> _Work item_: Could every line of the data be printed exactly as it reads?

> _Data supplied_:
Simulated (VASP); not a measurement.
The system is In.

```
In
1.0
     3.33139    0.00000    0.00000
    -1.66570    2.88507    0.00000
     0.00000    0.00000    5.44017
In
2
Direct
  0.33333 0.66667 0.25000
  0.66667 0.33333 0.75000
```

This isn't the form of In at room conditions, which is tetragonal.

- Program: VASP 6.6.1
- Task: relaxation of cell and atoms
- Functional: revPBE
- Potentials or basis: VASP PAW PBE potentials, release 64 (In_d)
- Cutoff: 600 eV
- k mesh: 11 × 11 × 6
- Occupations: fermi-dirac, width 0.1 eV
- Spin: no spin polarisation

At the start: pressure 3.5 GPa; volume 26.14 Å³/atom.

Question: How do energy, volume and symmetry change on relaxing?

> _Exercise output_:
Simulated (VASP); not a measurement.
The system is In.

```
In
1.0
     3.33139    0.00000    0.00000
    -1.66570    2.88507    0.00000
     0.00000    0.00000    5.44017
In
2
Direct
  0.33333 0.66667 0.25000
  0.66667 0.33333 0.75000
```

This isn't the form of In at room conditions, which is tetragonal.

- Program: VASP 6.6.1
- Task: relaxation of cell and atoms
- Functional: revPBE
- Potentials or basis: VASP PAW PBE potentials, release 64 (In_d)
- Cutoff: 600 eV
- k mesh: 11 × 11 × 6
- Occupations: fermi-dirac, width 0.1 eV
- Spin: no spin polarisation

At the start: pressure 3.5 GPa; volume 26.14 Å³/atom.

Question: How do energy, volume and symmetry change on relaxing?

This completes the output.